ACTION ITEM:
The entries that follow need to be retyped verbatim.

DATA FOR REVIEW:
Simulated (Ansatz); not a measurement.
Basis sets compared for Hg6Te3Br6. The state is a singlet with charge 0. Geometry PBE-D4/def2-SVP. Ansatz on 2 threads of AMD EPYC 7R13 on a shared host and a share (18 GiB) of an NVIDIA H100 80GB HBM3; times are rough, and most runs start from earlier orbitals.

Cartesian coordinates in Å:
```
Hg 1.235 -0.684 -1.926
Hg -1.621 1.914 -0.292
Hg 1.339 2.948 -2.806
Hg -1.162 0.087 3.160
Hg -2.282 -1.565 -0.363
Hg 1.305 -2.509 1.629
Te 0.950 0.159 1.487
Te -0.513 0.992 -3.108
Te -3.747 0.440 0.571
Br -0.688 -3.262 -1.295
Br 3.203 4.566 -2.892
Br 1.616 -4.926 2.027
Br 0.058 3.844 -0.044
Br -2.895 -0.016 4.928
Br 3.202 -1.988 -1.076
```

ANSWER BOX:
Simulated (Ansatz); not a measurement.
Basis sets compared for Hg6Te3Br6. The state is a singlet with charge 0. Geometry PBE-D4/def2-SVP. Ansatz on 2 threads of AMD EPYC 7R13 on a shared host and a share (18 GiB) of an NVIDIA H100 80GB HBM3; times are rough, and most runs start from earlier orbitals.

Cartesian coordinates in Å:
```
Hg 1.235 -0.684 -1.926
Hg -1.621 1.914 -0.292
Hg 1.339 2.948 -2.806
Hg -1.162 0.087 3.160
Hg -2.282 -1.565 -0.363
Hg 1.305 -2.509 1.629
Te 0.950 0.159 1.487
Te -0.513 0.992 -3.108
Te -3.747 0.440 0.571
Br -0.688 -3.262 -1.295
Br 3.203 4.566 -2.892
Br 1.616 -4.926 2.027
Br 0.058 3.844 -0.044
Br -2.895 -0.016 4.928
Br 3.202 -1.988 -1.076
```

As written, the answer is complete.